*Assignment*: In the listing below, write out exactly each line from the first through the one containing "At the start: pressure".

*Provided records*:
[Start of section]

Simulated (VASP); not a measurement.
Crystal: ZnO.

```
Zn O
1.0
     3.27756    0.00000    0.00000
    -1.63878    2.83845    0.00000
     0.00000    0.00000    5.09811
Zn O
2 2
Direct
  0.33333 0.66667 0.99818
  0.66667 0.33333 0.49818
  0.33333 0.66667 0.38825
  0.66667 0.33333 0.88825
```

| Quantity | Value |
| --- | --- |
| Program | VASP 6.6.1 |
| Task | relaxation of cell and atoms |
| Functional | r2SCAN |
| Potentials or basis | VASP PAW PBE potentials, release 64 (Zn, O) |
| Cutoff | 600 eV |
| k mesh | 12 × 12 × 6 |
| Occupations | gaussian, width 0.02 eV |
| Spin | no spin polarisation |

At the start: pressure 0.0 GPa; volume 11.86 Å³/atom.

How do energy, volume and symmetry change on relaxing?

[End of section]

*Written response*:
Simulated (VASP); not a measurement.
Crystal: ZnO.

```
Zn O
1.0
     3.27756    0.00000    0.00000
    -1.63878    2.83845    0.00000
     0.00000    0.00000    5.09811
Zn O
2 2
Direct
  0.33333 0.66667 0.99818
  0.66667 0.33333 0.49818
  0.33333 0.66667 0.38825
  0.66667 0.33333 0.88825
```

| Quantity | Value |
| --- | --- |
| Program | VASP 6.6.1 |
| Task | relaxation of cell and atoms |
| Functional | r2SCAN |
| Potentials or basis | VASP PAW PBE potentials, release 64 (Zn, O) |
| Cutoff | 600 eV |
| k mesh | 12 × 12 × 6 |
| Occupations | gaussian, width 0.02 eV |
| Spin | no spin polarisation |

At the start: pressure 0.0 GPa; volume 11.86 Å³/atom.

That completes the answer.